■ Information provided ■
╭──
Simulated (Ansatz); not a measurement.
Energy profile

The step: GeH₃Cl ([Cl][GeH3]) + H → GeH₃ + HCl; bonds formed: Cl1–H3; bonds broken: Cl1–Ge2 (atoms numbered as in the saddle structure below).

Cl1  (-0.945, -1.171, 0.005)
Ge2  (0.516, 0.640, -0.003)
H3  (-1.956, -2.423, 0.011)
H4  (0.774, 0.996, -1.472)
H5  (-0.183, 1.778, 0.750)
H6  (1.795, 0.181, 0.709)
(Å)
╰──

■ Work item ■
Extract each entry in full, exactly as given.

■ Worked solution ■
Simulated (Ansatz); not a measurement.
Energy profile

The step: GeH₃Cl ([Cl][GeH3]) + H → GeH₃ + HCl; bonds formed: Cl1–H3; bonds broken: Cl1–Ge2 (atoms numbered as in the saddle structure below).

Cl1  (-0.945, -1.171, 0.005)
Ge2  (0.516, 0.640, -0.003)
H3  (-1.956, -2.423, 0.011)
H4  (0.774, 0.996, -1.472)
H5  (-0.183, 1.778, 0.750)
H6  (1.795, 0.181, 0.709)
(Å)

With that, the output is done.